### Given data
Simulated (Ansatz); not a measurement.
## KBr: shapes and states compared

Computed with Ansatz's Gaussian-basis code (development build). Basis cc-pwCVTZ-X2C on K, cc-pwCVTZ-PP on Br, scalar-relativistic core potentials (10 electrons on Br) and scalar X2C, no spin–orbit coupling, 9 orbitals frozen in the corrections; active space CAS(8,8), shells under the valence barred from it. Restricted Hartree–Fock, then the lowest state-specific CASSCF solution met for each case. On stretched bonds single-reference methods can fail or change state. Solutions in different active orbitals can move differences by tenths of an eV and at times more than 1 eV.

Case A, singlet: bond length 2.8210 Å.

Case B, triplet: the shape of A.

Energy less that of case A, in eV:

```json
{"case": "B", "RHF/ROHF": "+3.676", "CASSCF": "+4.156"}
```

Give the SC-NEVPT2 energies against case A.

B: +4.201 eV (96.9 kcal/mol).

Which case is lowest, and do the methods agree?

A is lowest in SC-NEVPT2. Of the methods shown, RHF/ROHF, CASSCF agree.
######

Could you transcribe the entries exactly, from the first line through the line containing "## KBr: shapes and states compared", and give nothing more?

**Your solution**
Simulated (Ansatz); not a measurement.
## KBr: shapes and states compared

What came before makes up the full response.